ASSIGNMENT:
Would you please retype the records that follow, word for word?

DATA SHOWN:
-- -- --

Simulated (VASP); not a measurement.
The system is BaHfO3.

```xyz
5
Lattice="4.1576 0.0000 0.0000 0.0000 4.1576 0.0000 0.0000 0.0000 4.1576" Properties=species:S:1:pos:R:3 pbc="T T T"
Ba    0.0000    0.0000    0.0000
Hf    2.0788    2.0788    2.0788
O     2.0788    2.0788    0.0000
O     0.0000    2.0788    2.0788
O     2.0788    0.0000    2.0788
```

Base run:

-- -- --

REPLY:
Simulated (VASP); not a measurement.
The system is BaHfO3.

```xyz
5
Lattice="4.1576 0.0000 0.0000 0.0000 4.1576 0.0000 0.0000 0.0000 4.1576" Properties=species:S:1:pos:R:3 pbc="T T T"
Ba    0.0000    0.0000    0.0000
Hf    2.0788    2.0788    2.0788
O     2.0788    2.0788    0.0000
O     0.0000    2.0788    2.0788
O     2.0788    0.0000    2.0788
```

Base run:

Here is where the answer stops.